- **Assignment**
Set down, exactly, every line from the top of the listing through the one holding "Caveats: the PAW".

::::

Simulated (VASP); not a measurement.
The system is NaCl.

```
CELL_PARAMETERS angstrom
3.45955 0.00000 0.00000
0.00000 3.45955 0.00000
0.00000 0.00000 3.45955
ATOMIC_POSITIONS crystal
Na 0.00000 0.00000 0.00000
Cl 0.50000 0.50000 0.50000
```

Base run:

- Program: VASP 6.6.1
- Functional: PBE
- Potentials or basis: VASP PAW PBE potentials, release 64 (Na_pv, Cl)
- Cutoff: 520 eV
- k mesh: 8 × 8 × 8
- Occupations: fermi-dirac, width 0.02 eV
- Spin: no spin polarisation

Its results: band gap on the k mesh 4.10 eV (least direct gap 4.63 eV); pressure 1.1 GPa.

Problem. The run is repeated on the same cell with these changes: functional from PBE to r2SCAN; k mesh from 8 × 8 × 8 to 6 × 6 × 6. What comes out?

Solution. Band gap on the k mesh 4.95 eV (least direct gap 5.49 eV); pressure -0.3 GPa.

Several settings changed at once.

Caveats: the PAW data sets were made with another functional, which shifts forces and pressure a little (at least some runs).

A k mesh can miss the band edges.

::::

- **Your solution**
Simulated (VASP); not a measurement.
The system is NaCl.

```
CELL_PARAMETERS angstrom
3.45955 0.00000 0.00000
0.00000 3.45955 0.00000
0.00000 0.00000 3.45955
ATOMIC_POSITIONS crystal
Na 0.00000 0.00000 0.00000
Cl 0.50000 0.50000 0.50000
```

Base run:

- Program: VASP 6.6.1
- Functional: PBE
- Potentials or basis: VASP PAW PBE potentials, release 64 (Na_pv, Cl)
- Cutoff: 520 eV
- k mesh: 8 × 8 × 8
- Occupations: fermi-dirac, width 0.02 eV
- Spin: no spin polarisation

Its results: band gap on the k mesh 4.10 eV (least direct gap 4.63 eV); pressure 1.1 GPa.

Problem. The run is repeated on the same cell with these changes: functional from PBE to r2SCAN; k mesh from 8 × 8 × 8 to 6 × 6 × 6. What comes out?

Solution. Band gap on the k mesh 4.95 eV (least direct gap 5.49 eV); pressure -0.3 GPa.

Several settings changed at once.

Caveats: the PAW data sets were made with another functional, which shifts forces and pressure a little (at least some runs).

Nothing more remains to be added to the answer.